Work item: Only the lines from the top of the data through the one with "How long does it take, and how much memory?" are to be written out, each exactly as it stands.

Records provided:
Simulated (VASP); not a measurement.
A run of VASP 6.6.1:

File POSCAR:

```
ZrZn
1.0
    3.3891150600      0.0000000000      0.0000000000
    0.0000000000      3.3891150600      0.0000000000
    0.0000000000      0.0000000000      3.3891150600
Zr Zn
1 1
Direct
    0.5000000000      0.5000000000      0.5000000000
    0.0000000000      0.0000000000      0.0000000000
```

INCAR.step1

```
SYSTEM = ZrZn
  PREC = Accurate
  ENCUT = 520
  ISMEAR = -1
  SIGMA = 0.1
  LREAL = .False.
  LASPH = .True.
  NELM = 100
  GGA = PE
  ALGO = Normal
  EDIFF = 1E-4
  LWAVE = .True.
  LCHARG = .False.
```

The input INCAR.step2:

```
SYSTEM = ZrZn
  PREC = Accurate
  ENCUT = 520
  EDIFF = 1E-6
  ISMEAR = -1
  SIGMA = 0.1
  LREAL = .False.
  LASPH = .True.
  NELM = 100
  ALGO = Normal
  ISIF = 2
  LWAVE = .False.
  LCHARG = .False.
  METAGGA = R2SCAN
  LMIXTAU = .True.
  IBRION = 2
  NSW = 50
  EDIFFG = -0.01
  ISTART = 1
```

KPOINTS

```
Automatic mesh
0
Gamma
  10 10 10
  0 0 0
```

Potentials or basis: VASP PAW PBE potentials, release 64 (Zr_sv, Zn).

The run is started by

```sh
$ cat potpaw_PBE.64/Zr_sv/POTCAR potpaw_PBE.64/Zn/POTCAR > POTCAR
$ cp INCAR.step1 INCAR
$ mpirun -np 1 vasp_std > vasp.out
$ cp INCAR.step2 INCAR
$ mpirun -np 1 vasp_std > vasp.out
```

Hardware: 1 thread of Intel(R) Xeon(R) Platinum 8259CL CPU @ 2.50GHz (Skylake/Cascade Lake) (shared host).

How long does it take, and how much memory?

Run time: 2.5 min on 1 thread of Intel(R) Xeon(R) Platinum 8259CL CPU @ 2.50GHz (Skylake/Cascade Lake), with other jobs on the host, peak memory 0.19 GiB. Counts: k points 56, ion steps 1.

Written reply:
Simulated (VASP); not a measurement.
A run of VASP 6.6.1:

File POSCAR:

```
ZrZn
1.0
    3.3891150600      0.0000000000      0.0000000000
    0.0000000000      3.3891150600      0.0000000000
    0.0000000000      0.0000000000      3.3891150600
Zr Zn
1 1
Direct
    0.5000000000      0.5000000000      0.5000000000
    0.0000000000      0.0000000000      0.0000000000
```

INCAR.step1

```
SYSTEM = ZrZn
  PREC = Accurate
  ENCUT = 520
  ISMEAR = -1
  SIGMA = 0.1
  LREAL = .False.
  LASPH = .True.
  NELM = 100
  GGA = PE
  ALGO = Normal
  EDIFF = 1E-4
  LWAVE = .True.
  LCHARG = .False.
```

The input INCAR.step2:

```
SYSTEM = ZrZn
  PREC = Accurate
  ENCUT = 520
  EDIFF = 1E-6
  ISMEAR = -1
  SIGMA = 0.1
  LREAL = .False.
  LASPH = .True.
  NELM = 100
  ALGO = Normal
  ISIF = 2
  LWAVE = .False.
  LCHARG = .False.
  METAGGA = R2SCAN
  LMIXTAU = .True.
  IBRION = 2
  NSW = 50
  EDIFFG = -0.01
  ISTART = 1
```

KPOINTS

```
Automatic mesh
0
Gamma
  10 10 10
  0 0 0
```

Potentials or basis: VASP PAW PBE potentials, release 64 (Zr_sv, Zn).

The run is started by

```sh
$ cat potpaw_PBE.64/Zr_sv/POTCAR potpaw_PBE.64/Zn/POTCAR > POTCAR
$ cp INCAR.step1 INCAR
$ mpirun -np 1 vasp_std > vasp.out
$ cp INCAR.step2 INCAR
$ mpirun -np 1 vasp_std > vasp.out
```

Hardware: 1 thread of Intel(R) Xeon(R) Platinum 8259CL CPU @ 2.50GHz (Skylake/Cascade Lake) (shared host).

How long does it take, and how much memory?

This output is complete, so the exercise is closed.